☆ ☆ ☆ ☆

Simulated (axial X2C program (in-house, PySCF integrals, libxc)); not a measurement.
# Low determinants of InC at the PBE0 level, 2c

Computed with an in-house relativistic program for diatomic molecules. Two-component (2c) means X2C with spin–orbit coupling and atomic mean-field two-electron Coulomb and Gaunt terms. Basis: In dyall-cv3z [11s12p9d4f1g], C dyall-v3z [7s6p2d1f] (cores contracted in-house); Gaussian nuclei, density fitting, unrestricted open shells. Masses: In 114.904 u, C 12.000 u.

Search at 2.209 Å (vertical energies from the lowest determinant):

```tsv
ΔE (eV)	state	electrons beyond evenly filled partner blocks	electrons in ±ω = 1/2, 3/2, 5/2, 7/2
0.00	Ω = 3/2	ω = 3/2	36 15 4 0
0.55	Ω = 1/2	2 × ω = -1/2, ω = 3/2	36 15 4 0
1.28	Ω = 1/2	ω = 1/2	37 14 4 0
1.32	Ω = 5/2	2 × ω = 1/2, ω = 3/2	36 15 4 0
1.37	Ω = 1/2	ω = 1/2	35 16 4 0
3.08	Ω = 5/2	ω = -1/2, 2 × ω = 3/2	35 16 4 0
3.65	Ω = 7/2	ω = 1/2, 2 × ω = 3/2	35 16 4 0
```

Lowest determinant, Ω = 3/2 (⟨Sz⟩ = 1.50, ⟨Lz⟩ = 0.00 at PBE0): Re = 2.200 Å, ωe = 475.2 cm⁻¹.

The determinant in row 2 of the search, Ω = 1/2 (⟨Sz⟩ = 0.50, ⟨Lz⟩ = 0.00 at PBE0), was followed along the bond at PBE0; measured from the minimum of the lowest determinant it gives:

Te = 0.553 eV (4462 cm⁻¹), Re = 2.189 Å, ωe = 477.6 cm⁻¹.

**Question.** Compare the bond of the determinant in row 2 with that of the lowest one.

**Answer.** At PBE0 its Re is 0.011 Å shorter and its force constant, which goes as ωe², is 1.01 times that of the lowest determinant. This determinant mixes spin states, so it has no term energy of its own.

☆ ☆ ☆ ☆

=== WORK TASK ===
Look above for the line with "The determinant in row 2 of" and the line with "the lowest one."; transcribe both and all lines in between, exactly, and nothing else.

=== TASK RESULT ===
The determinant in row 2 of the search, Ω = 1/2 (⟨Sz⟩ = 0.50, ⟨Lz⟩ = 0.00 at PBE0), was followed along the bond at PBE0; measured from the minimum of the lowest determinant it gives:

Te = 0.553 eV (4462 cm⁻¹), Re = 2.189 Å, ωe = 477.6 cm⁻¹.

**Question.** Compare the bond of the determinant in row 2 with that of the lowest one.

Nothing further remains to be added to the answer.